*WORK REQUEST*. Quote the listing below in its entirety.

*DATASET CONTENT*.
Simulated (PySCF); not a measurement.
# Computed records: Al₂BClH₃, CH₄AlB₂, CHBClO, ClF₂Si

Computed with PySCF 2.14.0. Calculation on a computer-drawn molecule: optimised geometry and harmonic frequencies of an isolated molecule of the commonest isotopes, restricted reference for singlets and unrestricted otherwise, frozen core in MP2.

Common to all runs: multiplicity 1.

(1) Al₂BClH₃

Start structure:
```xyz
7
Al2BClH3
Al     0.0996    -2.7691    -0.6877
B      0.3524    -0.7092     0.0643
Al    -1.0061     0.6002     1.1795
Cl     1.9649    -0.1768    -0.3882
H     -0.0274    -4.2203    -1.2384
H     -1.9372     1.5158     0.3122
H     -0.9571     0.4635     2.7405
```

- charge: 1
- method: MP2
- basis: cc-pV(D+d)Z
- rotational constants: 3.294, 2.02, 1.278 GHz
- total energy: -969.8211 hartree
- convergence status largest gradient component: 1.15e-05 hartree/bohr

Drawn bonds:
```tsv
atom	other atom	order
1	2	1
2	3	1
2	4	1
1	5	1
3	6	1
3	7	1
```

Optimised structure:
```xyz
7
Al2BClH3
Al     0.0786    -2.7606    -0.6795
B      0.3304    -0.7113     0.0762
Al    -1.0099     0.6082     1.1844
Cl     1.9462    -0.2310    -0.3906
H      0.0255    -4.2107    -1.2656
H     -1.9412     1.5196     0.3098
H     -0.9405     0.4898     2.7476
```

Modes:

*RESULT*.
Simulated (PySCF); not a measurement.
# Computed records: Al₂BClH₃, CH₄AlB₂, CHBClO, ClF₂Si

Computed with PySCF 2.14.0. Calculation on a computer-drawn molecule: optimised geometry and harmonic frequencies of an isolated molecule of the commonest isotopes, restricted reference for singlets and unrestricted otherwise, frozen core in MP2.

Common to all runs: multiplicity 1.

(1) Al₂BClH₃

Start structure:
```xyz
7
Al2BClH3
Al     0.0996    -2.7691    -0.6877
B      0.3524    -0.7092     0.0643
Al    -1.0061     0.6002     1.1795
Cl     1.9649    -0.1768    -0.3882
H     -0.0274    -4.2203    -1.2384
H     -1.9372     1.5158     0.3122
H     -0.9571     0.4635     2.7405
```

- charge: 1
- method: MP2
- basis: cc-pV(D+d)Z
- rotational constants: 3.294, 2.02, 1.278 GHz
- total energy: -969.8211 hartree
- convergence status largest gradient component: 1.15e-05 hartree/bohr

Drawn bonds:
```tsv
atom	other atom	order
1	2	1
2	3	1
2	4	1
1	5	1
3	6	1
3	7	1
```

Optimised structure:
```xyz
7
Al2BClH3
Al     0.0786    -2.7606    -0.6795
B      0.3304    -0.7113     0.0762
Al    -1.0099     0.6082     1.1844
Cl     1.9462    -0.2310    -0.3906
H      0.0255    -4.2107    -1.2656
H     -1.9412     1.5196     0.3098
H     -0.9405     0.4898     2.7476
```

Modes:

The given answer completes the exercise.